::::::::
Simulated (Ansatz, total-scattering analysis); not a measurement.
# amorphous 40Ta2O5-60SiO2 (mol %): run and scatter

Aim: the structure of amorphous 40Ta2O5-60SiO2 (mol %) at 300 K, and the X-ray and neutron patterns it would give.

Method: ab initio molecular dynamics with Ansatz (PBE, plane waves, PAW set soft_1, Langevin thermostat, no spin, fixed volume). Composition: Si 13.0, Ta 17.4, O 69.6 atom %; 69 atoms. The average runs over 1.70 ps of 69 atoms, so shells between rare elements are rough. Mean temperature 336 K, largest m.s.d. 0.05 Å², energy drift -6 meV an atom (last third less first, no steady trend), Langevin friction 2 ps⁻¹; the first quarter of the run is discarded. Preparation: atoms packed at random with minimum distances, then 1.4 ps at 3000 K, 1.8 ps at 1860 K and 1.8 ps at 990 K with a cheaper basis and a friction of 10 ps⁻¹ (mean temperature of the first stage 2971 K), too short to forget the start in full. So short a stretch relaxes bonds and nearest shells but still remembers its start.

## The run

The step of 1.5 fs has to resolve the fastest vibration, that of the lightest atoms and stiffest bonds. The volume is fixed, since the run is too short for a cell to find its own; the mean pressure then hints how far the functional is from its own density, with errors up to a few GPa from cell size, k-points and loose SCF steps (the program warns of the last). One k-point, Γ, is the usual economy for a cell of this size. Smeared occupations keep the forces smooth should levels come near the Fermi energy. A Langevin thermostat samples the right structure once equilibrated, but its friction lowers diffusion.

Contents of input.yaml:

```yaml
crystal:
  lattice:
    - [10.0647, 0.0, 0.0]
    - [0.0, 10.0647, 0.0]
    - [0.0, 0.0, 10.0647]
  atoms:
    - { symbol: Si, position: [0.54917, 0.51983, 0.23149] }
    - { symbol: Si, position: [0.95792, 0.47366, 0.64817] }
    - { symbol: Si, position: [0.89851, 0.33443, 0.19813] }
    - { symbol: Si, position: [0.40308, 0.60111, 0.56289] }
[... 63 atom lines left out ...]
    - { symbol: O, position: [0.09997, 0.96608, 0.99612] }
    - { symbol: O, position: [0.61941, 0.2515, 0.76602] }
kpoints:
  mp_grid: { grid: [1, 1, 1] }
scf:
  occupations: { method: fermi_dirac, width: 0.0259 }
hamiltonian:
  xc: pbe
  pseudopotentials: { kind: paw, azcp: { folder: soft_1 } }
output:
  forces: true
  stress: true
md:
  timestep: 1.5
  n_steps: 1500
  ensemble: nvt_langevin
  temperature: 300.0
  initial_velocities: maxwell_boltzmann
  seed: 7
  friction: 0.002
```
::::::::

> ACTION ITEM
Output all lines from the beginning of the data up to the line holding "Aim: the structure", that line included, exactly as written.

> RESPONSE BOX
Simulated (Ansatz, total-scattering analysis); not a measurement.
# amorphous 40Ta2O5-60SiO2 (mol %): run and scatter

Aim: the structure of amorphous 40Ta2O5-60SiO2 (mol %) at 300 K, and the X-ray and neutron patterns it would give.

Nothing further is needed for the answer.